- [SUPPLIED RECORDS]
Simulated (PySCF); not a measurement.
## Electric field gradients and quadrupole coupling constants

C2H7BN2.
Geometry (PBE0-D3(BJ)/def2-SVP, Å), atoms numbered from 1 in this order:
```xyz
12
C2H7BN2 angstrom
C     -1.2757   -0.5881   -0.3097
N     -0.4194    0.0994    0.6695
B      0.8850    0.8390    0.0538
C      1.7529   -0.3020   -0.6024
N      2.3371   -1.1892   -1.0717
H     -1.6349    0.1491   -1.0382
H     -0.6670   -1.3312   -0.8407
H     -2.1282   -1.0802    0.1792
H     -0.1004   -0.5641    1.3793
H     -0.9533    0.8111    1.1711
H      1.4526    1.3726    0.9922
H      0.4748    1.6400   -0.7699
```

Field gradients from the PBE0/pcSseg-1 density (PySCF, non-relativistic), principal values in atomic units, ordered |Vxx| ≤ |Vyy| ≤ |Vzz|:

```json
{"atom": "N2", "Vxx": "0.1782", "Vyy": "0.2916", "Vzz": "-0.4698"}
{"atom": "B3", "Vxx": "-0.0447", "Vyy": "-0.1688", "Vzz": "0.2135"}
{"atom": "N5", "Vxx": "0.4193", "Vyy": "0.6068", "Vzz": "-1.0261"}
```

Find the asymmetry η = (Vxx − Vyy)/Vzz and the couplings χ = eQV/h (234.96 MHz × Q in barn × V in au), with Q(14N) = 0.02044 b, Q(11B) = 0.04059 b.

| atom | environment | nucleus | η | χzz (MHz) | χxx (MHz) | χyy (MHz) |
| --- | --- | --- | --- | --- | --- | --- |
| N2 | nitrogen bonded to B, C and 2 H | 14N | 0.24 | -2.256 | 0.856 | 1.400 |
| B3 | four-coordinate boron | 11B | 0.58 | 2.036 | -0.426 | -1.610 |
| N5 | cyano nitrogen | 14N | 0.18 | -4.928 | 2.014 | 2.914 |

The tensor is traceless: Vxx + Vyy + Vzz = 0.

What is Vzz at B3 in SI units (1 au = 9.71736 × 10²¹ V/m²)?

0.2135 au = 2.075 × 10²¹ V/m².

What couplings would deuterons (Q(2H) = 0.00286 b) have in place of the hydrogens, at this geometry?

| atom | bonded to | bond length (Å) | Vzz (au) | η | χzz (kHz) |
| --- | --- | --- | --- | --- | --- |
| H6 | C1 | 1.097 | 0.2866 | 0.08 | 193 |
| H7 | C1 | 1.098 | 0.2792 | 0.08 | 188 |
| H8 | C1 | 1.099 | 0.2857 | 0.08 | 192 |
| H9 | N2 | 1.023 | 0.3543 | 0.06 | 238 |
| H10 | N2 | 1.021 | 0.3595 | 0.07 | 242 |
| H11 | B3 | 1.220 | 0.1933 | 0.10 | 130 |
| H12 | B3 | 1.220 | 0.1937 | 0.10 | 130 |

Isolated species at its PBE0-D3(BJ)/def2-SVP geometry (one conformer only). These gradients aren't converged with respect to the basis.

- [ACTION ITEM]
From the first line of the listing above to the line that contains "0.1937 | 0.10 | 130 |", inclusive, restate every line word for word. Nothing else belongs in the answer.

- [WRITTEN ANSWER]
Simulated (PySCF); not a measurement.
## Electric field gradients and quadrupole coupling constants

C2H7BN2.
Geometry (PBE0-D3(BJ)/def2-SVP, Å), atoms numbered from 1 in this order:
```xyz
12
C2H7BN2 angstrom
C     -1.2757   -0.5881   -0.3097
N     -0.4194    0.0994    0.6695
B      0.8850    0.8390    0.0538
C      1.7529   -0.3020   -0.6024
N      2.3371   -1.1892   -1.0717
H     -1.6349    0.1491   -1.0382
H     -0.6670   -1.3312   -0.8407
H     -2.1282   -1.0802    0.1792
H     -0.1004   -0.5641    1.3793
H     -0.9533    0.8111    1.1711
H      1.4526    1.3726    0.9922
H      0.4748    1.6400   -0.7699
```

Field gradients from the PBE0/pcSseg-1 density (PySCF, non-relativistic), principal values in atomic units, ordered |Vxx| ≤ |Vyy| ≤ |Vzz|:

```json
{"atom": "N2", "Vxx": "0.1782", "Vyy": "0.2916", "Vzz": "-0.4698"}
{"atom": "B3", "Vxx": "-0.0447", "Vyy": "-0.1688", "Vzz": "0.2135"}
{"atom": "N5", "Vxx": "0.4193", "Vyy": "0.6068", "Vzz": "-1.0261"}
```

Find the asymmetry η = (Vxx − Vyy)/Vzz and the couplings χ = eQV/h (234.96 MHz × Q in barn × V in au), with Q(14N) = 0.02044 b, Q(11B) = 0.04059 b.

| atom | environment | nucleus | η | χzz (MHz) | χxx (MHz) | χyy (MHz) |
| --- | --- | --- | --- | --- | --- | --- |
| N2 | nitrogen bonded to B, C and 2 H | 14N | 0.24 | -2.256 | 0.856 | 1.400 |
| B3 | four-coordinate boron | 11B | 0.58 | 2.036 | -0.426 | -1.610 |
| N5 | cyano nitrogen | 14N | 0.18 | -4.928 | 2.014 | 2.914 |

The tensor is traceless: Vxx + Vyy + Vzz = 0.

What is Vzz at B3 in SI units (1 au = 9.71736 × 10²¹ V/m²)?

0.2135 au = 2.075 × 10²¹ V/m².

What couplings would deuterons (Q(2H) = 0.00286 b) have in place of the hydrogens, at this geometry?

| atom | bonded to | bond length (Å) | Vzz (au) | η | χzz (kHz) |
| --- | --- | --- | --- | --- | --- |
| H6 | C1 | 1.097 | 0.2866 | 0.08 | 193 |
| H7 | C1 | 1.098 | 0.2792 | 0.08 | 188 |
| H8 | C1 | 1.099 | 0.2857 | 0.08 | 192 |
| H9 | N2 | 1.023 | 0.3543 | 0.06 | 238 |
| H10 | N2 | 1.021 | 0.3595 | 0.07 | 242 |
| H11 | B3 | 1.220 | 0.1933 | 0.10 | 130 |
| H12 | B3 | 1.220 | 0.1937 | 0.10 | 130 |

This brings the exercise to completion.